• **REQUIREMENT**
Go through the records line by line from the top and repeat each one exactly, ending with the line that contains "(1) What does".

• **RAW DATA**
*** Begin section ***

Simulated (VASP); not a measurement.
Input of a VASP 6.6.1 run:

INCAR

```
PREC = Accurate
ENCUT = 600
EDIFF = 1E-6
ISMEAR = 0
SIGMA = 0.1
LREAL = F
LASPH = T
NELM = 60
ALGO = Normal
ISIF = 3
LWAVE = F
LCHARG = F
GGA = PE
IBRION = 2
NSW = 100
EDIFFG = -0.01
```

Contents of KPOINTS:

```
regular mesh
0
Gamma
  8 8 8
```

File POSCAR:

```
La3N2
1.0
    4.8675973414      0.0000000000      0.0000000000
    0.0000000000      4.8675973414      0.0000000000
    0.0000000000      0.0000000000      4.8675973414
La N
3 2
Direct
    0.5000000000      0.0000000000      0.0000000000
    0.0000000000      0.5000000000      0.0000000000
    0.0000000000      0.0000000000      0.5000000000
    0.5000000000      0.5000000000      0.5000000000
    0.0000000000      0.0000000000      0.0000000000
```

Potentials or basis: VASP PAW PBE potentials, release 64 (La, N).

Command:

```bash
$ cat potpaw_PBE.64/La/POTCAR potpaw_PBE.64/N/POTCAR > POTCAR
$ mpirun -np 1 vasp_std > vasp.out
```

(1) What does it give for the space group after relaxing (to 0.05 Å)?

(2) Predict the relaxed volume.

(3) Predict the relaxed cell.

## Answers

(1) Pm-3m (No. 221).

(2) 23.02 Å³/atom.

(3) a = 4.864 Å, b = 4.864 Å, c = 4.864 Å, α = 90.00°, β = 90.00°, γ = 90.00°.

*** End section ***

• **TASK SOLUTION**
Simulated (VASP); not a measurement.
Input of a VASP 6.6.1 run:

INCAR

```
PREC = Accurate
ENCUT = 600
EDIFF = 1E-6
ISMEAR = 0
SIGMA = 0.1
LREAL = F
LASPH = T
NELM = 60
ALGO = Normal
ISIF = 3
LWAVE = F
LCHARG = F
GGA = PE
IBRION = 2
NSW = 100
EDIFFG = -0.01
```

Contents of KPOINTS:

```
regular mesh
0
Gamma
  8 8 8
```

File POSCAR:

```
La3N2
1.0
    4.8675973414      0.0000000000      0.0000000000
    0.0000000000      4.8675973414      0.0000000000
    0.0000000000      0.0000000000      4.8675973414
La N
3 2
Direct
    0.5000000000      0.0000000000      0.0000000000
    0.0000000000      0.5000000000      0.0000000000
    0.0000000000      0.0000000000      0.5000000000
    0.5000000000      0.5000000000      0.5000000000
    0.0000000000      0.0000000000      0.0000000000
```

Potentials or basis: VASP PAW PBE potentials, release 64 (La, N).

Command:

```bash
$ cat potpaw_PBE.64/La/POTCAR potpaw_PBE.64/N/POTCAR > POTCAR
$ mpirun -np 1 vasp_std > vasp.out
```

(1) What does it give for the space group after relaxing (to 0.05 Å)?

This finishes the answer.